_Data excerpts_.
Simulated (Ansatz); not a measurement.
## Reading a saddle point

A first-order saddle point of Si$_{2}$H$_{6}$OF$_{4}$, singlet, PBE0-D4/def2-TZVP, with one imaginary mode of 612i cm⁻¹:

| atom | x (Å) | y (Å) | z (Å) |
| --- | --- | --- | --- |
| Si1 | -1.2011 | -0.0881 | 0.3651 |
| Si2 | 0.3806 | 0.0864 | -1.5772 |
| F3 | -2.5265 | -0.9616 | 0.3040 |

_Brief_. Return all of the above records exactly, leaving no line out.

_Answer section_.
Simulated (Ansatz); not a measurement.
## Reading a saddle point

A first-order saddle point of Si$_{2}$H$_{6}$OF$_{4}$, singlet, PBE0-D4/def2-TZVP, with one imaginary mode of 612i cm⁻¹:

| atom | x (Å) | y (Å) | z (Å) |
| --- | --- | --- | --- |
| Si1 | -1.2011 | -0.0881 | 0.3651 |
| Si2 | 0.3806 | 0.0864 | -1.5772 |
| F3 | -2.5265 | -0.9616 | 0.3040 |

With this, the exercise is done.